..............................

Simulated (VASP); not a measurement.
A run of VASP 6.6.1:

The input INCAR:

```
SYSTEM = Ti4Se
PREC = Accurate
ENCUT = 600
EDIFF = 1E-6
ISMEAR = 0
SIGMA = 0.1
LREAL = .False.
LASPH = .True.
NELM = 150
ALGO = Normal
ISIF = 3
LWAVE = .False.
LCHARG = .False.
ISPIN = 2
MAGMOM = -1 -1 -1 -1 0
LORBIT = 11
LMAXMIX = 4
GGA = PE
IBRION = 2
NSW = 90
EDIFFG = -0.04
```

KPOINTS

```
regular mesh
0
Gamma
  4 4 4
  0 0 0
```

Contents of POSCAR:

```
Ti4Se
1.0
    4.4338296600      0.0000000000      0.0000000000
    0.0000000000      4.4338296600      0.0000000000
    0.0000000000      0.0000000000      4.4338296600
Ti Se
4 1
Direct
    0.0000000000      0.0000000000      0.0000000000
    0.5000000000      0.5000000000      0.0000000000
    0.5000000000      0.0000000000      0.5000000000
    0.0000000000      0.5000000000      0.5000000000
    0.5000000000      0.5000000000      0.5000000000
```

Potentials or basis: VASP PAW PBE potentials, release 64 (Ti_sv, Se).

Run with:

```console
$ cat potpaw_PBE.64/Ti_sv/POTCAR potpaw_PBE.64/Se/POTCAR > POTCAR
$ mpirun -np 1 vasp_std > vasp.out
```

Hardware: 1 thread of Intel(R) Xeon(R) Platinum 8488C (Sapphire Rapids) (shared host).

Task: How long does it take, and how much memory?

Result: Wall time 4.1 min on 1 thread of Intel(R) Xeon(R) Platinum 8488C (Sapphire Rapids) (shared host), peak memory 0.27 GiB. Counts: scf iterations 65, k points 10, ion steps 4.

..............................

**ASSIGNED TASK**
Only the lines from the beginning of the material above through the line with "Task: How long" are wanted; extract them exactly.

**EXERCISE ANSWER**
Simulated (VASP); not a measurement.
A run of VASP 6.6.1:

The input INCAR:

```
SYSTEM = Ti4Se
PREC = Accurate
ENCUT = 600
EDIFF = 1E-6
ISMEAR = 0
SIGMA = 0.1
LREAL = .False.
LASPH = .True.
NELM = 150
ALGO = Normal
ISIF = 3
LWAVE = .False.
LCHARG = .False.
ISPIN = 2
MAGMOM = -1 -1 -1 -1 0
LORBIT = 11
LMAXMIX = 4
GGA = PE
IBRION = 2
NSW = 90
EDIFFG = -0.04
```

KPOINTS

```
regular mesh
0
Gamma
  4 4 4
  0 0 0
```

Contents of POSCAR:

```
Ti4Se
1.0
    4.4338296600      0.0000000000      0.0000000000
    0.0000000000      4.4338296600      0.0000000000
    0.0000000000      0.0000000000      4.4338296600
Ti Se
4 1
Direct
    0.0000000000      0.0000000000      0.0000000000
    0.5000000000      0.5000000000      0.0000000000
    0.5000000000      0.0000000000      0.5000000000
    0.0000000000      0.5000000000      0.5000000000
    0.5000000000      0.5000000000      0.5000000000
```

Potentials or basis: VASP PAW PBE potentials, release 64 (Ti_sv, Se).

Run with:

```console
$ cat potpaw_PBE.64/Ti_sv/POTCAR potpaw_PBE.64/Se/POTCAR > POTCAR
$ mpirun -np 1 vasp_std > vasp.out
```

Hardware: 1 thread of Intel(R) Xeon(R) Platinum 8488C (Sapphire Rapids) (shared host).

Task: How long does it take, and how much memory?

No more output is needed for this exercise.